- Work item -
Looking at the listing below, retype exactly the lines starting at the one containing "Alike in both" and ending at the one containing "(eV) | 1.91 |", both included, and nothing else.

BEGIN The data

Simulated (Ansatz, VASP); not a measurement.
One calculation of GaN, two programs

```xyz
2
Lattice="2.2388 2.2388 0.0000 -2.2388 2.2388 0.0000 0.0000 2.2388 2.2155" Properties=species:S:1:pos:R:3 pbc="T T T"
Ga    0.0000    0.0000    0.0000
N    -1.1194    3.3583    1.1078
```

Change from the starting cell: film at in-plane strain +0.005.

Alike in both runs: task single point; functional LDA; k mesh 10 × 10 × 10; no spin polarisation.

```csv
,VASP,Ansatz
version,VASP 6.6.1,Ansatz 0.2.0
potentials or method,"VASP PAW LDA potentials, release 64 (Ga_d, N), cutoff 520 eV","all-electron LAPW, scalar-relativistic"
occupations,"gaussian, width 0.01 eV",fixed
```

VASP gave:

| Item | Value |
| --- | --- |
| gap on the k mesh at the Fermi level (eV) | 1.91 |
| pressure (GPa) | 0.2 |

END The data

- Answer box -
Alike in both runs: task single point; functional LDA; k mesh 10 × 10 × 10; no spin polarisation.

```csv
,VASP,Ansatz
version,VASP 6.6.1,Ansatz 0.2.0
potentials or method,"VASP PAW LDA potentials, release 64 (Ga_d, N), cutoff 520 eV","all-electron LAPW, scalar-relativistic"
occupations,"gaussian, width 0.01 eV",fixed
```

VASP gave:

| Item | Value |
| --- | --- |
| gap on the k mesh at the Fermi level (eV) | 1.91 |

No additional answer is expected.